◆ Task item
Only the stretch of the listing below that runs from the line with "density (mol/L) |" through the line with "No azeotrope shows between x = 0.05 and 0.95." is to be printed, exactly and with both ends.

------------------------
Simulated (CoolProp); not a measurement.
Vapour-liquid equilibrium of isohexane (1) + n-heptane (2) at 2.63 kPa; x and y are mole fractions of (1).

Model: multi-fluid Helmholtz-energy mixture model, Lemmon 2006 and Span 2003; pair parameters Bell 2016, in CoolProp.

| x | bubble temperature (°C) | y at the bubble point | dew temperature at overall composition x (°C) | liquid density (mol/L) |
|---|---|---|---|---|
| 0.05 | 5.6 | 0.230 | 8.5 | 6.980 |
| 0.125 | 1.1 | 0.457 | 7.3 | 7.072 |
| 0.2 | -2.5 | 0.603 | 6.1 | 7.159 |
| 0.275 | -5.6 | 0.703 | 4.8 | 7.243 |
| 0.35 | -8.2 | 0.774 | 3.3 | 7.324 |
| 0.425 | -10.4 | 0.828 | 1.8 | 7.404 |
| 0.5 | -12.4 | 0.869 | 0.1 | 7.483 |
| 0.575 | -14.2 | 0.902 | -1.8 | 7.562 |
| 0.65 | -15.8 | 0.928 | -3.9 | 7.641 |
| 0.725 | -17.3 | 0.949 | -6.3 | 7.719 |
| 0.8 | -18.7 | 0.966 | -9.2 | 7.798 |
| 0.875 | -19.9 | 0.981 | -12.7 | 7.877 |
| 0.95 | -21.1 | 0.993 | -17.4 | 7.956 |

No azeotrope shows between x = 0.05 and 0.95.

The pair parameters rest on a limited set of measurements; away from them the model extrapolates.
------------------------

◆ Answer section
| x | bubble temperature (°C) | y at the bubble point | dew temperature at overall composition x (°C) | liquid density (mol/L) |
|---|---|---|---|---|
| 0.05 | 5.6 | 0.230 | 8.5 | 6.980 |
| 0.125 | 1.1 | 0.457 | 7.3 | 7.072 |
| 0.2 | -2.5 | 0.603 | 6.1 | 7.159 |
| 0.275 | -5.6 | 0.703 | 4.8 | 7.243 |
| 0.35 | -8.2 | 0.774 | 3.3 | 7.324 |
| 0.425 | -10.4 | 0.828 | 1.8 | 7.404 |
| 0.5 | -12.4 | 0.869 | 0.1 | 7.483 |
| 0.575 | -14.2 | 0.902 | -1.8 | 7.562 |
| 0.65 | -15.8 | 0.928 | -3.9 | 7.641 |
| 0.725 | -17.3 | 0.949 | -6.3 | 7.719 |
| 0.8 | -18.7 | 0.966 | -9.2 | 7.798 |
| 0.875 | -19.9 | 0.981 | -12.7 | 7.877 |
| 0.95 | -21.1 | 0.993 | -17.4 | 7.956 |

No azeotrope shows between x = 0.05 and 0.95.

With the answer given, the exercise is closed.